Restate the following entries exactly, including every line.

BEGIN SOURCE MATERIAL

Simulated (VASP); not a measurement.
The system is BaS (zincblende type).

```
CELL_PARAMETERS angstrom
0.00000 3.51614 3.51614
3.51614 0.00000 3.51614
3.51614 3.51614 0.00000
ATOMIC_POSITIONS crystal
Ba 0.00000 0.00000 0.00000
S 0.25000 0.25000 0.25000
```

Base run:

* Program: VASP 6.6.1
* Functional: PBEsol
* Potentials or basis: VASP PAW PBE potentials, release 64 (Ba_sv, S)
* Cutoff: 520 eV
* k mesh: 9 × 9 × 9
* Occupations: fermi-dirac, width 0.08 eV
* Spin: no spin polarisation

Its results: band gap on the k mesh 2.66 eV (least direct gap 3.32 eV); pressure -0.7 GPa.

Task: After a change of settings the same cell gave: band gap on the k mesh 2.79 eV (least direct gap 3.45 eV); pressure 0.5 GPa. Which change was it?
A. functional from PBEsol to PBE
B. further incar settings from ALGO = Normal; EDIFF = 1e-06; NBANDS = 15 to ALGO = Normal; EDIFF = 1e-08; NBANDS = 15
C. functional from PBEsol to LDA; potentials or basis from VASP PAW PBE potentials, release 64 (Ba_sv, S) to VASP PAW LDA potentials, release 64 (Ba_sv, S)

END SOURCE MATERIAL

◆ EXERCISE RESULT:
Simulated (VASP); not a measurement.
The system is BaS (zincblende type).

```
CELL_PARAMETERS angstrom
0.00000 3.51614 3.51614
3.51614 0.00000 3.51614
3.51614 3.51614 0.00000
ATOMIC_POSITIONS crystal
Ba 0.00000 0.00000 0.00000
S 0.25000 0.25000 0.25000
```

Base run:

* Program: VASP 6.6.1
* Functional: PBEsol
* Potentials or basis: VASP PAW PBE potentials, release 64 (Ba_sv, S)
* Cutoff: 520 eV
* k mesh: 9 × 9 × 9
* Occupations: fermi-dirac, width 0.08 eV
* Spin: no spin polarisation

Its results: band gap on the k mesh 2.66 eV (least direct gap 3.32 eV); pressure -0.7 GPa.

Task: After a change of settings the same cell gave: band gap on the k mesh 2.79 eV (least direct gap 3.45 eV); pressure 0.5 GPa. Which change was it?
A. functional from PBEsol to PBE
B. further incar settings from ALGO = Normal; EDIFF = 1e-06; NBANDS = 15 to ALGO = Normal; EDIFF = 1e-08; NBANDS = 15
C. functional from PBEsol to LDA; potentials or basis from VASP PAW PBE potentials, release 64 (Ba_sv, S) to VASP PAW LDA potentials, release 64 (Ba_sv, S)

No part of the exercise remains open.